# Given entries
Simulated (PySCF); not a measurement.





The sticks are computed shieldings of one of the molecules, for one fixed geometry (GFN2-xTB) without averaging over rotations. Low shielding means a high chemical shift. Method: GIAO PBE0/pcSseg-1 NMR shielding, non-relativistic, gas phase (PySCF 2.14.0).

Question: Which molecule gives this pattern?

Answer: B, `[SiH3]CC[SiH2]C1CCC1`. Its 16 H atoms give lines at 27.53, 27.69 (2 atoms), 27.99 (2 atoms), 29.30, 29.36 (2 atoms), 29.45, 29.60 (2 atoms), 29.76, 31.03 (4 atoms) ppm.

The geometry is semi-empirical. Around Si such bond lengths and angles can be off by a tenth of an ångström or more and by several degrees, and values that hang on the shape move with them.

# Work request
Restate, please, word for word the span of records running from the first line to the line bearing "Question: Which molecule gives this pattern?", both included, and nothing outside it.

# Expected answer
Simulated (PySCF); not a measurement.





The sticks are computed shieldings of one of the molecules, for one fixed geometry (GFN2-xTB) without averaging over rotations. Low shielding means a high chemical shift. Method: GIAO PBE0/pcSseg-1 NMR shielding, non-relativistic, gas phase (PySCF 2.14.0).

Question: Which molecule gives this pattern?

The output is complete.